BRIEF » Make a word-for-word copy of the entries below from their first line through the line with "3.62 | -14.1 |", and add nothing.

+--

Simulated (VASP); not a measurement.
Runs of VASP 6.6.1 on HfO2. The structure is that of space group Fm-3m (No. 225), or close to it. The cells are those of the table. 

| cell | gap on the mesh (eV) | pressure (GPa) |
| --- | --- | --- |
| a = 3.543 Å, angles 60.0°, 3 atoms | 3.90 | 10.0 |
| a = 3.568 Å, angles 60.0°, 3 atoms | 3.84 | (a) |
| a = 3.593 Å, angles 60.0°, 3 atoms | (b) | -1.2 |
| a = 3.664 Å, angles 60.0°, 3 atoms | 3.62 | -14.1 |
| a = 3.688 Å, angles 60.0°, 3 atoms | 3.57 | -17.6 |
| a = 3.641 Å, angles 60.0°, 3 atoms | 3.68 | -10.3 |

+--

TASK RESULT »
Simulated (VASP); not a measurement.
Runs of VASP 6.6.1 on HfO2. The structure is that of space group Fm-3m (No. 225), or close to it. The cells are those of the table. 

| cell | gap on the mesh (eV) | pressure (GPa) |
| --- | --- | --- |
| a = 3.543 Å, angles 60.0°, 3 atoms | 3.90 | 10.0 |
| a = 3.568 Å, angles 60.0°, 3 atoms | 3.84 | (a) |
| a = 3.593 Å, angles 60.0°, 3 atoms | (b) | -1.2 |
| a = 3.664 Å, angles 60.0°, 3 atoms | 3.62 | -14.1 |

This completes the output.